(DATA TO EXAMINE)

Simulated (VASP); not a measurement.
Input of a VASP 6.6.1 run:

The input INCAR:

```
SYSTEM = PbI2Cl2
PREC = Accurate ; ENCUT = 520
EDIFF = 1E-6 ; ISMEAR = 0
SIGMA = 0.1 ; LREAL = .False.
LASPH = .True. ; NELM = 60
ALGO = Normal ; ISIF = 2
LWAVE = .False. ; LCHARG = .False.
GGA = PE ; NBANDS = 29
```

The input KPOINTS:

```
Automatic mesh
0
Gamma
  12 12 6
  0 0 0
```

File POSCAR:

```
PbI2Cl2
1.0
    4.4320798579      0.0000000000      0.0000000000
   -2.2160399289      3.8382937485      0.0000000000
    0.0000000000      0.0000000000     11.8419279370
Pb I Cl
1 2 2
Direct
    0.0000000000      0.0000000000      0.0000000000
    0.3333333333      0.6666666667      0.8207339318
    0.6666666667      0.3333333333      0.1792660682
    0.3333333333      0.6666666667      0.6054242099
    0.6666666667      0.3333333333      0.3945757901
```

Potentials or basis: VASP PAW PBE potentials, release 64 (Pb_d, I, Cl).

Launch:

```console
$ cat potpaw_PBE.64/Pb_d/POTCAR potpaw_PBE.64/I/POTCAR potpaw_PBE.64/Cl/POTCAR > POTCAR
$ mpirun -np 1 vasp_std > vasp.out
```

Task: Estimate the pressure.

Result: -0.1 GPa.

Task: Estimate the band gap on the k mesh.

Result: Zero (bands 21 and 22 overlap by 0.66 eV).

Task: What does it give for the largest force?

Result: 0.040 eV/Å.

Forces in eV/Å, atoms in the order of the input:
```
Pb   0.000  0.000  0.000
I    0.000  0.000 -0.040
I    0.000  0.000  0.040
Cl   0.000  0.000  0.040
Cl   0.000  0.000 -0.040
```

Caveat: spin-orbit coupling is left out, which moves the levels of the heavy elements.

(End DATA TO EXAMINE)

→ **EXERCISE**: Please output only the lines from the first line of the entries through the line with "Task: Estimate the band gap on the k mesh.", both included, exactly as written.

→ **TASK SOLUTION**:
Simulated (VASP); not a measurement.
Input of a VASP 6.6.1 run:

The input INCAR:

```
SYSTEM = PbI2Cl2
PREC = Accurate ; ENCUT = 520
EDIFF = 1E-6 ; ISMEAR = 0
SIGMA = 0.1 ; LREAL = .False.
LASPH = .True. ; NELM = 60
ALGO = Normal ; ISIF = 2
LWAVE = .False. ; LCHARG = .False.
GGA = PE ; NBANDS = 29
```

The input KPOINTS:

```
Automatic mesh
0
Gamma
  12 12 6
  0 0 0
```

File POSCAR:

```
PbI2Cl2
1.0
    4.4320798579      0.0000000000      0.0000000000
   -2.2160399289      3.8382937485      0.0000000000
    0.0000000000      0.0000000000     11.8419279370
Pb I Cl
1 2 2
Direct
    0.0000000000      0.0000000000      0.0000000000
    0.3333333333      0.6666666667      0.8207339318
    0.6666666667      0.3333333333      0.1792660682
    0.3333333333      0.6666666667      0.6054242099
    0.6666666667      0.3333333333      0.3945757901
```

Potentials or basis: VASP PAW PBE potentials, release 64 (Pb_d, I, Cl).

Launch:

```console
$ cat potpaw_PBE.64/Pb_d/POTCAR potpaw_PBE.64/I/POTCAR potpaw_PBE.64/Cl/POTCAR > POTCAR
$ mpirun -np 1 vasp_std > vasp.out
```

Task: Estimate the pressure.

Result: -0.1 GPa.

Task: Estimate the band gap on the k mesh.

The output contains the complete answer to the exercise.